[Extracted records]
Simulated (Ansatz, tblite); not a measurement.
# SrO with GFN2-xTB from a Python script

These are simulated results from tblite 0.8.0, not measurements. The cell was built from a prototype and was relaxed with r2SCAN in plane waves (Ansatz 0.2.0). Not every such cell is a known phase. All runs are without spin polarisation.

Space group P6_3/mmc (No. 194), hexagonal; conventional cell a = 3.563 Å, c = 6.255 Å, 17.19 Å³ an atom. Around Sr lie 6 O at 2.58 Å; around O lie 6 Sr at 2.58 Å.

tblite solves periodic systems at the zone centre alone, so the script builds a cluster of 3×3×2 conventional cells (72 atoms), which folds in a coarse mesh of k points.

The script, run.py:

[Task item]
I'd like an exact copy of the lines above, from the very first one through the line that contains "These are simulated", with nothing else added.

[Response box]
Simulated (Ansatz, tblite); not a measurement.
# SrO with GFN2-xTB from a Python script

These are simulated results from tblite 0.8.0, not measurements. The cell was built from a prototype and was relaxed with r2SCAN in plane waves (Ansatz 0.2.0). Not every such cell is a known phase. All runs are without spin polarisation.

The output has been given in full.